** LISTED RECORDS **
=====
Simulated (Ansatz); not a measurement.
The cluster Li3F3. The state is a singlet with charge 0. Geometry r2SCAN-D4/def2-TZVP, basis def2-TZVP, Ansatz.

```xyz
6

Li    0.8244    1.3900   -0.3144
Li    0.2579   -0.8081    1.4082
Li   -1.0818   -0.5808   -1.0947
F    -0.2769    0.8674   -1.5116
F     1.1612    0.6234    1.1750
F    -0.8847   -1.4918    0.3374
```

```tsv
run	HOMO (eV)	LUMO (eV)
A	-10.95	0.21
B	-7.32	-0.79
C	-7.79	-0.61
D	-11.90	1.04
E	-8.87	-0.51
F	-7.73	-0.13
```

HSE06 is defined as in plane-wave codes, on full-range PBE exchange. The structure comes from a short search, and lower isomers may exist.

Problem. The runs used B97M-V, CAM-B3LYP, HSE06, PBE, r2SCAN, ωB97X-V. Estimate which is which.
=====

Write the records out once more, exactly as shown.

** WRITTEN REPLY **
Simulated (Ansatz); not a measurement.
The cluster Li3F3. The state is a singlet with charge 0. Geometry r2SCAN-D4/def2-TZVP, basis def2-TZVP, Ansatz.

```xyz
6

Li    0.8244    1.3900   -0.3144
Li    0.2579   -0.8081    1.4082
Li   -1.0818   -0.5808   -1.0947
F    -0.2769    0.8674   -1.5116
F     1.1612    0.6234    1.1750
F    -0.8847   -1.4918    0.3374
```

```tsv
run	HOMO (eV)	LUMO (eV)
A	-10.95	0.21
B	-7.32	-0.79
C	-7.79	-0.61
D	-11.90	1.04
E	-8.87	-0.51
F	-7.73	-0.13
```

HSE06 is defined as in plane-wave codes, on full-range PBE exchange. The structure comes from a short search, and lower isomers may exist.

Problem. The runs used B97M-V, CAM-B3LYP, HSE06, PBE, r2SCAN, ωB97X-V. Estimate which is which.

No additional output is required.